▼▼▼

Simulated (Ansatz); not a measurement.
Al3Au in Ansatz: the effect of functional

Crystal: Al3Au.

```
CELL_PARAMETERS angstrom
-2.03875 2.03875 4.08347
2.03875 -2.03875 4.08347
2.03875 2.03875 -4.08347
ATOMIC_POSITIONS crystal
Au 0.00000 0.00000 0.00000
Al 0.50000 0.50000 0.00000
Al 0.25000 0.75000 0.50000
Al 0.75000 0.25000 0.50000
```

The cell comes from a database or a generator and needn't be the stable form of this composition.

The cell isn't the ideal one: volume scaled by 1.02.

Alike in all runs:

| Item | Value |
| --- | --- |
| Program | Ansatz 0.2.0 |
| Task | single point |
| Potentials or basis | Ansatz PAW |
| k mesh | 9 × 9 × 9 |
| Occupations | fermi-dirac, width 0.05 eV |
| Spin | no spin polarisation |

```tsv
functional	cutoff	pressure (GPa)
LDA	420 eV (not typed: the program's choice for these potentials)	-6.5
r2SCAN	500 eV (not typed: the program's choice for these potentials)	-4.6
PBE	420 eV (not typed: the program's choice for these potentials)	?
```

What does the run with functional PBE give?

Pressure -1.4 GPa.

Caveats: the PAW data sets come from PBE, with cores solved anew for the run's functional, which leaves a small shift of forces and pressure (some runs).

▲▲▲

Activity —
One stretch of the lines above is wanted, from the line that contains "Ansatz PAW |" through the line that contains "Pressure -1.4 GPa.". Output it exactly.

Expected answer —
| Potentials or basis | Ansatz PAW |
| k mesh | 9 × 9 × 9 |
| Occupations | fermi-dirac, width 0.05 eV |
| Spin | no spin polarisation |

```tsv
functional	cutoff	pressure (GPa)
LDA	420 eV (not typed: the program's choice for these potentials)	-6.5
r2SCAN	500 eV (not typed: the program's choice for these potentials)	-4.6
PBE	420 eV (not typed: the program's choice for these potentials)	?
```

What does the run with functional PBE give?

Pressure -1.4 GPa.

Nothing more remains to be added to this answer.